◆ **ACTION ITEM**: Line by line, copy the records below exactly.

◆ **DATA**:
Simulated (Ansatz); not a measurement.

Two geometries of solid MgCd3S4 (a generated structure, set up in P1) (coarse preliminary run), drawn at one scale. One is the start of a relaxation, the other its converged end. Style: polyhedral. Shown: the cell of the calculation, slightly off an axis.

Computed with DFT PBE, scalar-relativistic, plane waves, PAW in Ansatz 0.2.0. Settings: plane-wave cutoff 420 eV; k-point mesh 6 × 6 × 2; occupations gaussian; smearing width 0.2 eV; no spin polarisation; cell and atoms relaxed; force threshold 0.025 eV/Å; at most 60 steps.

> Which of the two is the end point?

◆ **EXERCISE ANSWER**:
Simulated (Ansatz); not a measurement.

Two geometries of solid MgCd3S4 (a generated structure, set up in P1) (coarse preliminary run), drawn at one scale. One is the start of a relaxation, the other its converged end. Style: polyhedral. Shown: the cell of the calculation, slightly off an axis.

Computed with DFT PBE, scalar-relativistic, plane waves, PAW in Ansatz 0.2.0. Settings: plane-wave cutoff 420 eV; k-point mesh 6 × 6 × 2; occupations gaussian; smearing width 0.2 eV; no spin polarisation; cell and atoms relaxed; force threshold 0.025 eV/Å; at most 60 steps.

> Which of the two is the end point?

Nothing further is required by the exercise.